• Work instruction:
Restate the records in full, so that each line matches the original exactly.

• Provided data:
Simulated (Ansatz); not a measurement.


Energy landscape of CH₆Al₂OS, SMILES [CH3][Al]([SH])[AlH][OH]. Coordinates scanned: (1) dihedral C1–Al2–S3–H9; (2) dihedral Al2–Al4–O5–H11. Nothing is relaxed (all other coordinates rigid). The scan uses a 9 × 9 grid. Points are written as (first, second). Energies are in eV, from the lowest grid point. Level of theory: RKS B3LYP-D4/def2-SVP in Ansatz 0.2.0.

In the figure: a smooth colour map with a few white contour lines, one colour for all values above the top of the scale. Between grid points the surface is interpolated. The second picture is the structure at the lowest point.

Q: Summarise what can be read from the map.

• Result:
Simulated (Ansatz); not a measurement.


Energy landscape of CH₆Al₂OS, SMILES [CH3][Al]([SH])[AlH][OH]. Coordinates scanned: (1) dihedral C1–Al2–S3–H9; (2) dihedral Al2–Al4–O5–H11. Nothing is relaxed (all other coordinates rigid). The scan uses a 9 × 9 grid. Points are written as (first, second). Energies are in eV, from the lowest grid point. Level of theory: RKS B3LYP-D4/def2-SVP in Ansatz 0.2.0.

In the figure: a smooth colour map with a few white contour lines, one colour for all values above the top of the scale. Between grid points the surface is interpolated. The second picture is the structure at the lowest point.

Q: Summarise what can be read from the map.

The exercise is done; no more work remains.